=== Section Start ===
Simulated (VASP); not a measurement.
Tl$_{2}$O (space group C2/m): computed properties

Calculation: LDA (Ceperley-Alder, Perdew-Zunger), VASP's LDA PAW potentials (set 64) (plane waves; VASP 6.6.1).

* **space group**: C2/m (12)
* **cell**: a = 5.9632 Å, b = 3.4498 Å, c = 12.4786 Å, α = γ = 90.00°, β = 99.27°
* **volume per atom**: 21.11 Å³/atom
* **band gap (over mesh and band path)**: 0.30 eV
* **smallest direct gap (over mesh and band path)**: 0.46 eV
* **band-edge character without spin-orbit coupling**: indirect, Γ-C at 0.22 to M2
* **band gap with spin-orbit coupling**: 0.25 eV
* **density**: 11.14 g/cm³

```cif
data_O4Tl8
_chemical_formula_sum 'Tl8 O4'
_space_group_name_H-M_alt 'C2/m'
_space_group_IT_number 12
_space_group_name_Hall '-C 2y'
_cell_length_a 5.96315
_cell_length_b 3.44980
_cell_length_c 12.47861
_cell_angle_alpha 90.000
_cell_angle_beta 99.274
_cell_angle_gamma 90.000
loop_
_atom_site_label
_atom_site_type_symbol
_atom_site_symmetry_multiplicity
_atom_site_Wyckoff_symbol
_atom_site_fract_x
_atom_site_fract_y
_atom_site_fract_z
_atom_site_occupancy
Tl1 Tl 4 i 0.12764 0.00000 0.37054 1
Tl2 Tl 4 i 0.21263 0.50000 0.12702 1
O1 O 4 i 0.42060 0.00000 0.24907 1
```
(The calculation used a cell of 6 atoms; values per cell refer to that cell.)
=== Section End ===

Output, please, only the lines running from the start of the entries through the line that contains "path)**: 0.46 eV", including both of those lines.

**Expected answer**
Simulated (VASP); not a measurement.
Tl$_{2}$O (space group C2/m): computed properties

Calculation: LDA (Ceperley-Alder, Perdew-Zunger), VASP's LDA PAW potentials (set 64) (plane waves; VASP 6.6.1).

* **space group**: C2/m (12)
* **cell**: a = 5.9632 Å, b = 3.4498 Å, c = 12.4786 Å, α = γ = 90.00°, β = 99.27°
* **volume per atom**: 21.11 Å³/atom
* **band gap (over mesh and band path)**: 0.30 eV
* **smallest direct gap (over mesh and band path)**: 0.46 eV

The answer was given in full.